(WORK ITEM)
Quote the records below word for word, please, from the very first line through the one that contains "Correcting a cheap", and nothing beyond it.

(EXTRACTED INFORMATION)
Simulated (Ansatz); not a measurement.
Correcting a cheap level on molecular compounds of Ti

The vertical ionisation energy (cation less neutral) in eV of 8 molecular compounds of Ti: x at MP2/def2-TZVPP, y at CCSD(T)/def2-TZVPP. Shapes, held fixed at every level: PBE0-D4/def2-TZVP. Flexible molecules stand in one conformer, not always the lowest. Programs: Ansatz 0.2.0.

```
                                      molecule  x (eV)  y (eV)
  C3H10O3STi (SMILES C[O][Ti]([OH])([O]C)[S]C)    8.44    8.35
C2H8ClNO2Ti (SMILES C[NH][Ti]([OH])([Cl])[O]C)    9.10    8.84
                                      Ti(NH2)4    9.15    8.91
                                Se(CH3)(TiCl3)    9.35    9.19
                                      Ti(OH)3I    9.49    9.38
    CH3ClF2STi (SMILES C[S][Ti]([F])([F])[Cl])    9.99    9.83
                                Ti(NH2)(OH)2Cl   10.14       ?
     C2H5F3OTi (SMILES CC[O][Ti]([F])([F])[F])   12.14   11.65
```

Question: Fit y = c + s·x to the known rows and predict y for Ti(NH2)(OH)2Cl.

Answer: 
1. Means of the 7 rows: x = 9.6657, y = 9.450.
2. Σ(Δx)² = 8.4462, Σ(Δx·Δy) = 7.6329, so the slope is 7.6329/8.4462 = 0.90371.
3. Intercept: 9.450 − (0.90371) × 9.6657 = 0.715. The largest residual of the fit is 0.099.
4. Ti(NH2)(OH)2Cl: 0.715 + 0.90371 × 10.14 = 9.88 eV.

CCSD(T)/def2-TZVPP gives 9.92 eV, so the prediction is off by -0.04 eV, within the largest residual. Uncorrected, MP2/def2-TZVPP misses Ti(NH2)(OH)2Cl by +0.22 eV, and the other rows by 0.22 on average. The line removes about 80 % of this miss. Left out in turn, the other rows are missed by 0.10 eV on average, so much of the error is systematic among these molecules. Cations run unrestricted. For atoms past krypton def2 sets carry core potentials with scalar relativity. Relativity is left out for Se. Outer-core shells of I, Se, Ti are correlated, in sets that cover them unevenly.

(TASK SOLUTION)
Simulated (Ansatz); not a measurement.
Correcting a cheap level on molecular compounds of Ti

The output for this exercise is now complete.